Repeat word for word the opening stretch of the entries, from the first line through the line containing "What the diffuse".

==== Record set

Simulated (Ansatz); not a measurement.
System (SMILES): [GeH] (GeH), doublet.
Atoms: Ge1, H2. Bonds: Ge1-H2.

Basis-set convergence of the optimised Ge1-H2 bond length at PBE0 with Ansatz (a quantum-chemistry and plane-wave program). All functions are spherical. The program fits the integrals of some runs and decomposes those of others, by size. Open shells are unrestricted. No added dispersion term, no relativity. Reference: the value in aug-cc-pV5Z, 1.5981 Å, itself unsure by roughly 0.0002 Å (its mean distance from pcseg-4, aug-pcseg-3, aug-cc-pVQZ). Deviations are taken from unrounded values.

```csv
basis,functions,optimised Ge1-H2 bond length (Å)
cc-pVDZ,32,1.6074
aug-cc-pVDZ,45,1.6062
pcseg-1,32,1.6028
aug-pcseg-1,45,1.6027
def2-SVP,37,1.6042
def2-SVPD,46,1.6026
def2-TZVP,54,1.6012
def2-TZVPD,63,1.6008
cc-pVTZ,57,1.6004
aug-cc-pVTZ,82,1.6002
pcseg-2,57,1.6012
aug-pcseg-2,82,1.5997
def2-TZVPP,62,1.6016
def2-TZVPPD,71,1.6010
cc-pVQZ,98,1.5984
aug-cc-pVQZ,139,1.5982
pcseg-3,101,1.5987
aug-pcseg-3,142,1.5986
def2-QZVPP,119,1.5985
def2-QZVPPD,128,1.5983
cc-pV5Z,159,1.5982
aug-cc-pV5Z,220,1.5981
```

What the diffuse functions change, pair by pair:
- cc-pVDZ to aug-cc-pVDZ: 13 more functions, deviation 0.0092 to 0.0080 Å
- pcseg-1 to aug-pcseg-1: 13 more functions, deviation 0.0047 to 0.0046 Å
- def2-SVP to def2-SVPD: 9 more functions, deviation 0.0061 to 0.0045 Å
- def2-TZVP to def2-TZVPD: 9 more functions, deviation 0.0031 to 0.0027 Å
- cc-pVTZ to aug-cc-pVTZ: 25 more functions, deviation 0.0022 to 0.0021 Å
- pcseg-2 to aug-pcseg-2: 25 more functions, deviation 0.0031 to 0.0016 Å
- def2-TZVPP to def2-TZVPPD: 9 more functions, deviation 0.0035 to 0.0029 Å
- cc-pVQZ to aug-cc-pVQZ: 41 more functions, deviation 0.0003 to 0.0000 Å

========

> **Response area**:
Simulated (Ansatz); not a measurement.
System (SMILES): [GeH] (GeH), doublet.
Atoms: Ge1, H2. Bonds: Ge1-H2.

Basis-set convergence of the optimised Ge1-H2 bond length at PBE0 with Ansatz (a quantum-chemistry and plane-wave program). All functions are spherical. The program fits the integrals of some runs and decomposes those of others, by size. Open shells are unrestricted. No added dispersion term, no relativity. Reference: the value in aug-cc-pV5Z, 1.5981 Å, itself unsure by roughly 0.0002 Å (its mean distance from pcseg-4, aug-pcseg-3, aug-cc-pVQZ). Deviations are taken from unrounded values.

```csv
basis,functions,optimised Ge1-H2 bond length (Å)
cc-pVDZ,32,1.6074
aug-cc-pVDZ,45,1.6062
pcseg-1,32,1.6028
aug-pcseg-1,45,1.6027
def2-SVP,37,1.6042
def2-SVPD,46,1.6026
def2-TZVP,54,1.6012
def2-TZVPD,63,1.6008
cc-pVTZ,57,1.6004
aug-cc-pVTZ,82,1.6002
pcseg-2,57,1.6012
aug-pcseg-2,82,1.5997
def2-TZVPP,62,1.6016
def2-TZVPPD,71,1.6010
cc-pVQZ,98,1.5984
aug-cc-pVQZ,139,1.5982
pcseg-3,101,1.5987
aug-pcseg-3,142,1.5986
def2-QZVPP,119,1.5985
def2-QZVPPD,128,1.5983
cc-pV5Z,159,1.5982
aug-cc-pV5Z,220,1.5981
```

What the diffuse functions change, pair by pair:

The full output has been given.